Work request: Print out each entry below exactly, please.

----------

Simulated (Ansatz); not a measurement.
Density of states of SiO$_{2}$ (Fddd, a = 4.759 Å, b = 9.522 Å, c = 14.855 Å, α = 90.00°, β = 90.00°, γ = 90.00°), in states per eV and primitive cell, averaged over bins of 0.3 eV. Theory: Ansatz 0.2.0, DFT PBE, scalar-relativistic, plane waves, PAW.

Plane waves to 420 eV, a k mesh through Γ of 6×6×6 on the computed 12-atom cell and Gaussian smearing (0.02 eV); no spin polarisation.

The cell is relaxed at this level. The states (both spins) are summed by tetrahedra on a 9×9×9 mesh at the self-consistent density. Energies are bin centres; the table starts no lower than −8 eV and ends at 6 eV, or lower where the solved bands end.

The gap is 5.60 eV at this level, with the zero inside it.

----------

Your response:
Simulated (Ansatz); not a measurement.
Density of states of SiO$_{2}$ (Fddd, a = 4.759 Å, b = 9.522 Å, c = 14.855 Å, α = 90.00°, β = 90.00°, γ = 90.00°), in states per eV and primitive cell, averaged over bins of 0.3 eV. Theory: Ansatz 0.2.0, DFT PBE, scalar-relativistic, plane waves, PAW.

Plane waves to 420 eV, a k mesh through Γ of 6×6×6 on the computed 12-atom cell and Gaussian smearing (0.02 eV); no spin polarisation.

The cell is relaxed at this level. The states (both spins) are summed by tetrahedra on a 9×9×9 mesh at the self-consistent density. Energies are bin centres; the table starts no lower than −8 eV and ends at 6 eV, or lower where the solved bands end.

The gap is 5.60 eV at this level, with the zero inside it.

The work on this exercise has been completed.